**Record extracts**
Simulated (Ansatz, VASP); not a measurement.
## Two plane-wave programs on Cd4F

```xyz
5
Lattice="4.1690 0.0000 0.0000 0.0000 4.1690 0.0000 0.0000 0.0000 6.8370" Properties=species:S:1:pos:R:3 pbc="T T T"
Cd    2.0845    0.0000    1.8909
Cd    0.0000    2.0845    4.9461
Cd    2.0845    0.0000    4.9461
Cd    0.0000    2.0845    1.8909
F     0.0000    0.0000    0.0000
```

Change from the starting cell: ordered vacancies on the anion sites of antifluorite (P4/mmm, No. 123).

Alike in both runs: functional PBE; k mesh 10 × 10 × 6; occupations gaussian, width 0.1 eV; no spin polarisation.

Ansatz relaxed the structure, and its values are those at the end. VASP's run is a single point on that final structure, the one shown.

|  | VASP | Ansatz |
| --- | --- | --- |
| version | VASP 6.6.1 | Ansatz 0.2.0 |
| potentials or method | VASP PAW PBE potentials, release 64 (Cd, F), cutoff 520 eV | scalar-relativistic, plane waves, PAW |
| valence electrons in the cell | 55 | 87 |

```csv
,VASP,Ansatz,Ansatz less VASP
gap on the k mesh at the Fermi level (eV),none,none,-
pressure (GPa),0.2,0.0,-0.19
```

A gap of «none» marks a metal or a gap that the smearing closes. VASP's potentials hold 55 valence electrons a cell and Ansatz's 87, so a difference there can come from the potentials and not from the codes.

**Work task**
Copy each line of the material exactly as shown.

**Your response**
Simulated (Ansatz, VASP); not a measurement.
## Two plane-wave programs on Cd4F

```xyz
5
Lattice="4.1690 0.0000 0.0000 0.0000 4.1690 0.0000 0.0000 0.0000 6.8370" Properties=species:S:1:pos:R:3 pbc="T T T"
Cd    2.0845    0.0000    1.8909
Cd    0.0000    2.0845    4.9461
Cd    2.0845    0.0000    4.9461
Cd    0.0000    2.0845    1.8909
F     0.0000    0.0000    0.0000
```

Change from the starting cell: ordered vacancies on the anion sites of antifluorite (P4/mmm, No. 123).

Alike in both runs: functional PBE; k mesh 10 × 10 × 6; occupations gaussian, width 0.1 eV; no spin polarisation.

Ansatz relaxed the structure, and its values are those at the end. VASP's run is a single point on that final structure, the one shown.

|  | VASP | Ansatz |
| --- | --- | --- |
| version | VASP 6.6.1 | Ansatz 0.2.0 |
| potentials or method | VASP PAW PBE potentials, release 64 (Cd, F), cutoff 520 eV | scalar-relativistic, plane waves, PAW |
| valence electrons in the cell | 55 | 87 |

```csv
,VASP,Ansatz,Ansatz less VASP
gap on the k mesh at the Fermi level (eV),none,none,-
pressure (GPa),0.2,0.0,-0.19
```

A gap of «none» marks a metal or a gap that the smearing closes. VASP's potentials hold 55 valence electrons a cell and Ansatz's 87, so a difference there can come from the potentials and not from the codes.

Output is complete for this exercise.